_____

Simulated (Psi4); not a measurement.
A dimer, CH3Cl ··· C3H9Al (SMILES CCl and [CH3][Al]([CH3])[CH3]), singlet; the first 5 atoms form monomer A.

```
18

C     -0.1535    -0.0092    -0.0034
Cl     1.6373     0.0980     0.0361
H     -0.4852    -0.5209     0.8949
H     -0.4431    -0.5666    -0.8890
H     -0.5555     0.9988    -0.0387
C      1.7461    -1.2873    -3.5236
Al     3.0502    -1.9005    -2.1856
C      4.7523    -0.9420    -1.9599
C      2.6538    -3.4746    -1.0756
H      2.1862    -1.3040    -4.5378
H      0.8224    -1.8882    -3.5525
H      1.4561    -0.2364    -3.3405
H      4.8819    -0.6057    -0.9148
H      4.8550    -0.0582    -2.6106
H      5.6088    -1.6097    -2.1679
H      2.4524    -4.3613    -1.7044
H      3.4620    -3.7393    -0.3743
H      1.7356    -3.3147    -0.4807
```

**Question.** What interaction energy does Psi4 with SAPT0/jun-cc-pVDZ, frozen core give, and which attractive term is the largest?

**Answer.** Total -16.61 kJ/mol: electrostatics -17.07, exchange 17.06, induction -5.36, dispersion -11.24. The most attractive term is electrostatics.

_____

Quote the records above exactly, from the first line through the line containing "is the largest?", and nothing more.

SOLUTION:
Simulated (Psi4); not a measurement.
A dimer, CH3Cl ··· C3H9Al (SMILES CCl and [CH3][Al]([CH3])[CH3]), singlet; the first 5 atoms form monomer A.

```
18

C     -0.1535    -0.0092    -0.0034
Cl     1.6373     0.0980     0.0361
H     -0.4852    -0.5209     0.8949
H     -0.4431    -0.5666    -0.8890
H     -0.5555     0.9988    -0.0387
C      1.7461    -1.2873    -3.5236
Al     3.0502    -1.9005    -2.1856
C      4.7523    -0.9420    -1.9599
C      2.6538    -3.4746    -1.0756
H      2.1862    -1.3040    -4.5378
H      0.8224    -1.8882    -3.5525
H      1.4561    -0.2364    -3.3405
H      4.8819    -0.6057    -0.9148
H      4.8550    -0.0582    -2.6106
H      5.6088    -1.6097    -2.1679
H      2.4524    -4.3613    -1.7044
H      3.4620    -3.7393    -0.3743
H      1.7356    -3.3147    -0.4807
```

**Question.** What interaction energy does Psi4 with SAPT0/jun-cc-pVDZ, frozen core give, and which attractive term is the largest?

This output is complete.